--- Material supplied Enclosed Below ---

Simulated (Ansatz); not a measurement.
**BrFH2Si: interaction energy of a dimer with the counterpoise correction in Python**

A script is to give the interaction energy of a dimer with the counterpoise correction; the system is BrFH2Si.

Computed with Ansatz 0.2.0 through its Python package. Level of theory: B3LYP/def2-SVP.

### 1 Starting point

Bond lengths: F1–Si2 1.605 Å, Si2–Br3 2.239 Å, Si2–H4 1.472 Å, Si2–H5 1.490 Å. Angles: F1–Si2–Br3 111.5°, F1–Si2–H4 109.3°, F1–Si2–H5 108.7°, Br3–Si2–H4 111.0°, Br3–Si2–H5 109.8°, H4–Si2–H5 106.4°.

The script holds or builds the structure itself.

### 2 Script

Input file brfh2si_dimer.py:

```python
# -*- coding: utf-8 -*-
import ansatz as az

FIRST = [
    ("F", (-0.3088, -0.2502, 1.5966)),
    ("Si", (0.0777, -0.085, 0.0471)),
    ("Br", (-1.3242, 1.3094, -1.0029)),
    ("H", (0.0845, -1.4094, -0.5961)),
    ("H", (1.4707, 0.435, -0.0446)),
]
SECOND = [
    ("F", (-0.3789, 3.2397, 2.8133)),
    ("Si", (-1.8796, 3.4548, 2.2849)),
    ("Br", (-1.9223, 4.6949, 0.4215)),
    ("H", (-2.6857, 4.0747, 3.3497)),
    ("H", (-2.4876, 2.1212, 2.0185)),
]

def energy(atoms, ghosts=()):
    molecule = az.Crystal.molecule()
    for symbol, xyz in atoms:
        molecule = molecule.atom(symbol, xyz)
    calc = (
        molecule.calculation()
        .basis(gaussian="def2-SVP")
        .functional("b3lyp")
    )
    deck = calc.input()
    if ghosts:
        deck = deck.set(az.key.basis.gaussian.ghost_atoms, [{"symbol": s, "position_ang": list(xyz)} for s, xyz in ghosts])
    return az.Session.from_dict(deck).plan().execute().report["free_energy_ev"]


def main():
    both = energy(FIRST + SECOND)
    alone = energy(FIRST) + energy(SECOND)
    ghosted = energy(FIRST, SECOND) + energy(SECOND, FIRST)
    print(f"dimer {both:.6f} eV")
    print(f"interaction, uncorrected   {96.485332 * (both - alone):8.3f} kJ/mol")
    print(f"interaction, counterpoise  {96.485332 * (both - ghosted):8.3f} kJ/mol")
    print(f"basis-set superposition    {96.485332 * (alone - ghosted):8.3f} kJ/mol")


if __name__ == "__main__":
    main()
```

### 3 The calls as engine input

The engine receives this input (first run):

--- End of Enclosed Material supplied ---

• **Work instruction**: Restate word for word the lines above, beginning at the first one and ending at the line that carries "### 1 Starting point".

• **Exercise result**:
Simulated (Ansatz); not a measurement.
**BrFH2Si: interaction energy of a dimer with the counterpoise correction in Python**

A script is to give the interaction energy of a dimer with the counterpoise correction; the system is BrFH2Si.

Computed with Ansatz 0.2.0 through its Python package. Level of theory: B3LYP/def2-SVP.

### 1 Starting point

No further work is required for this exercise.